**Activity**.
Lines from the beginning of the entries up to and including the one with "Figure 1: C3H6BF, charge" must be duplicated word for word; leave out all others.

**Material provided**.
◆ ◆ ◆ ◆ ◆ ◆ ◆

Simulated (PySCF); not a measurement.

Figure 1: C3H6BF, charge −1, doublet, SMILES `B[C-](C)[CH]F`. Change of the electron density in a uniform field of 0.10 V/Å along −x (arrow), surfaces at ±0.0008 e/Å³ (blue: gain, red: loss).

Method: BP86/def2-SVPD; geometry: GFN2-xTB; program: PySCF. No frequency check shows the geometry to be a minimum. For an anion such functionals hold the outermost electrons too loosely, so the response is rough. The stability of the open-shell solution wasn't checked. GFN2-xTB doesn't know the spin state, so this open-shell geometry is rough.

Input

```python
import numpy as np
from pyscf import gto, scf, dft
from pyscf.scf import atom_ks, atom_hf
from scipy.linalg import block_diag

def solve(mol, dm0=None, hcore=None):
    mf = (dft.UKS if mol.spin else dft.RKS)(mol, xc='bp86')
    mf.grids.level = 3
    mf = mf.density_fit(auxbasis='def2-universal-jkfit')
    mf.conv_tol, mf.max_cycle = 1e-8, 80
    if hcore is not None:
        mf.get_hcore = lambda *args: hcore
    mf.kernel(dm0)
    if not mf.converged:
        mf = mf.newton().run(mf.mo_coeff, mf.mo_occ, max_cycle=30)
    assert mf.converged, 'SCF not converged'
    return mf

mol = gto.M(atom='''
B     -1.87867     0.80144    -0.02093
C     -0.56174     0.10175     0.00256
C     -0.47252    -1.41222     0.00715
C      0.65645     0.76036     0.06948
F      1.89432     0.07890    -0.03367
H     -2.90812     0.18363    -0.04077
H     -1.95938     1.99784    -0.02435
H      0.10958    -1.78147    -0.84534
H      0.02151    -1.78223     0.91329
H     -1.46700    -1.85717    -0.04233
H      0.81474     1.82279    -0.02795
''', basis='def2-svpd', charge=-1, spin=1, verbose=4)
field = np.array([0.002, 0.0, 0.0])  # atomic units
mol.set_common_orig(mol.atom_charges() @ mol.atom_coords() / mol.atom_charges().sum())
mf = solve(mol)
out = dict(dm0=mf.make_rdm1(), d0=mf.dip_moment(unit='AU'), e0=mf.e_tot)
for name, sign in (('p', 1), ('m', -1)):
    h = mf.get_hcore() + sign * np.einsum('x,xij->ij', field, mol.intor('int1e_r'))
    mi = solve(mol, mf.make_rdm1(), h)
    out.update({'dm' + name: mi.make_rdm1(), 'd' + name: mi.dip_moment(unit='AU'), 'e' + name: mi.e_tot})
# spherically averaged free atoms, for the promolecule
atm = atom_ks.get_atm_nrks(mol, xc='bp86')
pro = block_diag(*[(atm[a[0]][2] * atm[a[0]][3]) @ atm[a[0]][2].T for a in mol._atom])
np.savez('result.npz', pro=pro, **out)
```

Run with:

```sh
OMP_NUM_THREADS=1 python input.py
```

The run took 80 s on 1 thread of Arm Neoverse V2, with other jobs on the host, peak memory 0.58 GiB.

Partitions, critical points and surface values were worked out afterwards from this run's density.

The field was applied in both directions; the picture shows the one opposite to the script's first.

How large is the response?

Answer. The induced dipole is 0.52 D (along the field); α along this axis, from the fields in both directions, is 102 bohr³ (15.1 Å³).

◆ ◆ ◆ ◆ ◆ ◆ ◆

**Written answer**.
Simulated (PySCF); not a measurement.

Figure 1: C3H6BF, charge −1, doublet, SMILES `B[C-](C)[CH]F`. Change of the electron density in a uniform field of 0.10 V/Å along −x (arrow), surfaces at ±0.0008 e/Å³ (blue: gain, red: loss).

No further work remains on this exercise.